*** EXTRACTED RECORDS ***
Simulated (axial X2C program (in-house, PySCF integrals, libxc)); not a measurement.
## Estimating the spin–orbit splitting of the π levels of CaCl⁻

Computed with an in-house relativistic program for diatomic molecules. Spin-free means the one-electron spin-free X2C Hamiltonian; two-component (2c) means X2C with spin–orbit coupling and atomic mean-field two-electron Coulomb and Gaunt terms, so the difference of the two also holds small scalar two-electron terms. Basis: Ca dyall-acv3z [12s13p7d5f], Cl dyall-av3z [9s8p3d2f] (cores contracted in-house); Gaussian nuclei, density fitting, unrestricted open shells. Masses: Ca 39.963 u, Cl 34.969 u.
*** End of EXTRACTED RECORDS ***

Copy each record exactly, leaving nothing out.

EXERCISE RESPONSE:
Simulated (axial X2C program (in-house, PySCF integrals, libxc)); not a measurement.
## Estimating the spin–orbit splitting of the π levels of CaCl⁻

Computed with an in-house relativistic program for diatomic molecules. Spin-free means the one-electron spin-free X2C Hamiltonian; two-component (2c) means X2C with spin–orbit coupling and atomic mean-field two-electron Coulomb and Gaunt terms, so the difference of the two also holds small scalar two-electron terms. Basis: Ca dyall-acv3z [12s13p7d5f], Cl dyall-av3z [9s8p3d2f] (cores contracted in-house); Gaussian nuclei, density fitting, unrestricted open shells. Masses: Ca 39.963 u, Cl 34.969 u.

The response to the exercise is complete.